● ● ● ● ●

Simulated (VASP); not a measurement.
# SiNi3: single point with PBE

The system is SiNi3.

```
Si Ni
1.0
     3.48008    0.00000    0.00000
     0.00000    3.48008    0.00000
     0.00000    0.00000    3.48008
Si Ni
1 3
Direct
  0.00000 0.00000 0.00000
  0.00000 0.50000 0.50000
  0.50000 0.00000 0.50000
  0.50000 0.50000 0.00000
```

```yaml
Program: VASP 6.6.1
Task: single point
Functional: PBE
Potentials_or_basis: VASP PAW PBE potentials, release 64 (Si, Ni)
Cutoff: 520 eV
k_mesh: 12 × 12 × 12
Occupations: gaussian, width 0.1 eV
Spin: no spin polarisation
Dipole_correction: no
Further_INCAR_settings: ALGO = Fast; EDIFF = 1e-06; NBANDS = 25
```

● ● ● ● ●

* [WORK INSTRUCTION]:
Set down the entries above once more, verbatim.

* [RESPONSE]:
Simulated (VASP); not a measurement.
# SiNi3: single point with PBE

The system is SiNi3.

```
Si Ni
1.0
     3.48008    0.00000    0.00000
     0.00000    3.48008    0.00000
     0.00000    0.00000    3.48008
Si Ni
1 3
Direct
  0.00000 0.00000 0.00000
  0.00000 0.50000 0.50000
  0.50000 0.00000 0.50000
  0.50000 0.50000 0.00000
```

```yaml
Program: VASP 6.6.1
Task: single point
Functional: PBE
Potentials_or_basis: VASP PAW PBE potentials, release 64 (Si, Ni)
Cutoff: 520 eV
k_mesh: 12 × 12 × 12
Occupations: gaussian, width 0.1 eV
Spin: no spin polarisation
Dipole_correction: no
Further_INCAR_settings: ALGO = Fast; EDIFF = 1e-06; NBANDS = 25
```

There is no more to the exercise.